§ **WORK INSTRUCTION**:
Copy the data as given. No line may be skipped.

-- SOURCE DATA follows --

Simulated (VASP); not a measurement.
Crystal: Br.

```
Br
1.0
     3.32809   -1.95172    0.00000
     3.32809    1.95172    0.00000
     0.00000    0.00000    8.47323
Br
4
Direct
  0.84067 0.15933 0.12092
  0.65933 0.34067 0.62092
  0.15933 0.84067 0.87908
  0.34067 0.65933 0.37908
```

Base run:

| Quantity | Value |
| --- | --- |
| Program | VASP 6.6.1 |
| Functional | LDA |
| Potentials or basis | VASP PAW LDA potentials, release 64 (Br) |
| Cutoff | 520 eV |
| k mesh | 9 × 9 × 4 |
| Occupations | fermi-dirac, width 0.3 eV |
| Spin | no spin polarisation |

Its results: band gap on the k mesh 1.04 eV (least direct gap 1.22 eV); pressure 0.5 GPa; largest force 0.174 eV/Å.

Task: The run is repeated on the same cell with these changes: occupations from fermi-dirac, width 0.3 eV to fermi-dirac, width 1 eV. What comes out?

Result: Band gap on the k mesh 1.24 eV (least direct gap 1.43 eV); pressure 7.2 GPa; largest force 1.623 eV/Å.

-- SOURCE DATA concluded --

§ **WORKED SOLUTION**:
Simulated (VASP); not a measurement.
Crystal: Br.

```
Br
1.0
     3.32809   -1.95172    0.00000
     3.32809    1.95172    0.00000
     0.00000    0.00000    8.47323
Br
4
Direct
  0.84067 0.15933 0.12092
  0.65933 0.34067 0.62092
  0.15933 0.84067 0.87908
  0.34067 0.65933 0.37908
```

Base run:

| Quantity | Value |
| --- | --- |
| Program | VASP 6.6.1 |
| Functional | LDA |
| Potentials or basis | VASP PAW LDA potentials, release 64 (Br) |
| Cutoff | 520 eV |
| k mesh | 9 × 9 × 4 |
| Occupations | fermi-dirac, width 0.3 eV |
| Spin | no spin polarisation |

Its results: band gap on the k mesh 1.04 eV (least direct gap 1.22 eV); pressure 0.5 GPa; largest force 0.174 eV/Å.

Task: The run is repeated on the same cell with these changes: occupations from fermi-dirac, width 0.3 eV to fermi-dirac, width 1 eV. What comes out?

Result: Band gap on the k mesh 1.24 eV (least direct gap 1.43 eV); pressure 7.2 GPa; largest force 1.623 eV/Å.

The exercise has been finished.